§ **Brief**:
Every line of the material below is to be printed again exactly.

§ **Data provided**:
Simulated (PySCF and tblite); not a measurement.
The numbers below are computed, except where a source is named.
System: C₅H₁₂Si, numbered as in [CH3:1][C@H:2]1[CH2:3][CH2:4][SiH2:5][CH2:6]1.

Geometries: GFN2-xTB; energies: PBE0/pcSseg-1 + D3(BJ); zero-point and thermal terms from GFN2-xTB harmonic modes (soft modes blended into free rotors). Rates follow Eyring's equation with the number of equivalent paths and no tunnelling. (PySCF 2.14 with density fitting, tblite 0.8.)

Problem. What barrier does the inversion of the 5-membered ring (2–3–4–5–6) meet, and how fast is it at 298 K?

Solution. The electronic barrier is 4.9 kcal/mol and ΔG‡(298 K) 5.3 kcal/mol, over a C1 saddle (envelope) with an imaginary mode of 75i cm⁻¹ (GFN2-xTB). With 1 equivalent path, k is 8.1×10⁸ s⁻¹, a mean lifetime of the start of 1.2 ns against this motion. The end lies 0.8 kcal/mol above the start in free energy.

§ **Problem solution**:
Simulated (PySCF and tblite); not a measurement.
The numbers below are computed, except where a source is named.
System: C₅H₁₂Si, numbered as in [CH3:1][C@H:2]1[CH2:3][CH2:4][SiH2:5][CH2:6]1.

Geometries: GFN2-xTB; energies: PBE0/pcSseg-1 + D3(BJ); zero-point and thermal terms from GFN2-xTB harmonic modes (soft modes blended into free rotors). Rates follow Eyring's equation with the number of equivalent paths and no tunnelling. (PySCF 2.14 with density fitting, tblite 0.8.)

Problem. What barrier does the inversion of the 5-membered ring (2–3–4–5–6) meet, and how fast is it at 298 K?

Solution. The electronic barrier is 4.9 kcal/mol and ΔG‡(298 K) 5.3 kcal/mol, over a C1 saddle (envelope) with an imaginary mode of 75i cm⁻¹ (GFN2-xTB). With 1 equivalent path, k is 8.1×10⁸ s⁻¹, a mean lifetime of the start of 1.2 ns against this motion. The end lies 0.8 kcal/mol above the start in free energy.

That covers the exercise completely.